In your answer, transcribe all of the data exactly.

==*==
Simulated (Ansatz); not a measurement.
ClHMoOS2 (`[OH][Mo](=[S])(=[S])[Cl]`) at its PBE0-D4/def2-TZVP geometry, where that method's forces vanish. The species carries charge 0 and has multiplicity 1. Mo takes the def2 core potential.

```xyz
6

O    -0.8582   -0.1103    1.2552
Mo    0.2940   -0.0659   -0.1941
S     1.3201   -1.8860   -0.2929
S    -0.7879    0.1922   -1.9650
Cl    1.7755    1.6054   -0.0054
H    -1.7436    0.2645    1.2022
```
==*==

**Task result**
Simulated (Ansatz); not a measurement.
ClHMoOS2 (`[OH][Mo](=[S])(=[S])[Cl]`) at its PBE0-D4/def2-TZVP geometry, where that method's forces vanish. The species carries charge 0 and has multiplicity 1. Mo takes the def2 core potential.

```xyz
6

O    -0.8582   -0.1103    1.2552
Mo    0.2940   -0.0659   -0.1941
S     1.3201   -1.8860   -0.2929
S    -0.7879    0.1922   -1.9650
Cl    1.7755    1.6054   -0.0054
H    -1.7436    0.2645    1.2022
```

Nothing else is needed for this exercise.